RECORDED INFORMATION:
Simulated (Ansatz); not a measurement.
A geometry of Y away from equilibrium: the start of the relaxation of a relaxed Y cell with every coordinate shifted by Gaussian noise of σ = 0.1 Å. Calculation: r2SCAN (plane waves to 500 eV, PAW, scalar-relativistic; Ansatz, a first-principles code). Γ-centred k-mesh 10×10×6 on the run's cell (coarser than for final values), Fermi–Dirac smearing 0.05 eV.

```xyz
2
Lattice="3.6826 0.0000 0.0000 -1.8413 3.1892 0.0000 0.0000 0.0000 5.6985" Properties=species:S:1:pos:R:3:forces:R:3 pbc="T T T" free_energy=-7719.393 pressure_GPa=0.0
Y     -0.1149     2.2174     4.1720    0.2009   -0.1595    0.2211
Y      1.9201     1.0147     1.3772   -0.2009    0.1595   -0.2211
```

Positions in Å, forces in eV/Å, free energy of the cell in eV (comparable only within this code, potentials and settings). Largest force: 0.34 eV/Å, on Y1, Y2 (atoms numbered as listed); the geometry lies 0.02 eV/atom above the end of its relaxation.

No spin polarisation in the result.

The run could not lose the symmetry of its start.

ACTION ITEM: Repeat the entries verbatim through the line with "No spin polarisation in the result.".

RESPONSE BOX:
Simulated (Ansatz); not a measurement.
A geometry of Y away from equilibrium: the start of the relaxation of a relaxed Y cell with every coordinate shifted by Gaussian noise of σ = 0.1 Å. Calculation: r2SCAN (plane waves to 500 eV, PAW, scalar-relativistic; Ansatz, a first-principles code). Γ-centred k-mesh 10×10×6 on the run's cell (coarser than for final values), Fermi–Dirac smearing 0.05 eV.

```xyz
2
Lattice="3.6826 0.0000 0.0000 -1.8413 3.1892 0.0000 0.0000 0.0000 5.6985" Properties=species:S:1:pos:R:3:forces:R:3 pbc="T T T" free_energy=-7719.393 pressure_GPa=0.0
Y     -0.1149     2.2174     4.1720    0.2009   -0.1595    0.2211
Y      1.9201     1.0147     1.3772   -0.2009    0.1595   -0.2211
```

Positions in Å, forces in eV/Å, free energy of the cell in eV (comparable only within this code, potentials and settings). Largest force: 0.34 eV/Å, on Y1, Y2 (atoms numbered as listed); the geometry lies 0.02 eV/atom above the end of its relaxation.

No spin polarisation in the result.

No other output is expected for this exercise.